################

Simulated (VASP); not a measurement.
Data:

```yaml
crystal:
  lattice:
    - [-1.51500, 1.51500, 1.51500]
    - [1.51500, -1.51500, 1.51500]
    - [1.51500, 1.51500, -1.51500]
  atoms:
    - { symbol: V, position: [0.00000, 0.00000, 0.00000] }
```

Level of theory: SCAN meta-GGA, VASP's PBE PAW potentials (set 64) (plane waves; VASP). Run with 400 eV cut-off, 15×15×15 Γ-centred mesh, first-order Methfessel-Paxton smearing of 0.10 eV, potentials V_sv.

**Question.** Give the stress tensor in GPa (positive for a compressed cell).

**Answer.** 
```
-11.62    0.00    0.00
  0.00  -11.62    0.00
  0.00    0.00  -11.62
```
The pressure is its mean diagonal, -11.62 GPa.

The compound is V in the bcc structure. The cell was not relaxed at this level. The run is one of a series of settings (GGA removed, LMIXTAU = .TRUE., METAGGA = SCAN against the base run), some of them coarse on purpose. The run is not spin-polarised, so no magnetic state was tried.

################

Requirement
Start at the first line of the material. Reproduce every line exactly, ending with the line that holds "The pressure is".

Exercise answer
Simulated (VASP); not a measurement.
Data:

```yaml
crystal:
  lattice:
    - [-1.51500, 1.51500, 1.51500]
    - [1.51500, -1.51500, 1.51500]
    - [1.51500, 1.51500, -1.51500]
  atoms:
    - { symbol: V, position: [0.00000, 0.00000, 0.00000] }
```

Level of theory: SCAN meta-GGA, VASP's PBE PAW potentials (set 64) (plane waves; VASP). Run with 400 eV cut-off, 15×15×15 Γ-centred mesh, first-order Methfessel-Paxton smearing of 0.10 eV, potentials V_sv.

**Question.** Give the stress tensor in GPa (positive for a compressed cell).

**Answer.** 
```
-11.62    0.00    0.00
  0.00  -11.62    0.00
  0.00    0.00  -11.62
```
The pressure is its mean diagonal, -11.62 GPa.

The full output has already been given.